◆ INFORMATION SHOWN
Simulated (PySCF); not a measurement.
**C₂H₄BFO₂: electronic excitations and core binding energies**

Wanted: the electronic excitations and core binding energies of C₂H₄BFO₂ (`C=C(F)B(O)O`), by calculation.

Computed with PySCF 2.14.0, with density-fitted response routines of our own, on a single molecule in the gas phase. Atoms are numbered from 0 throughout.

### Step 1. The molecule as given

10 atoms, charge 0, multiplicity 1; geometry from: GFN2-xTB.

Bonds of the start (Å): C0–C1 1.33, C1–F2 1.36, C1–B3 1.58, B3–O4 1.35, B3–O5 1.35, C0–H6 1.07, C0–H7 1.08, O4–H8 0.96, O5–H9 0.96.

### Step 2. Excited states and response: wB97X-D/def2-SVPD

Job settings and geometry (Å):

◆ REQUIRED ACTION
Among the records above, repeat exactly the line with "core binding energies**", the line with "Wanted: the electronic", and every line in between, and only those.

◆ TASK ANSWER
**C₂H₄BFO₂: electronic excitations and core binding energies**

Wanted: the electronic excitations and core binding energies of C₂H₄BFO₂ (`C=C(F)B(O)O`), by calculation.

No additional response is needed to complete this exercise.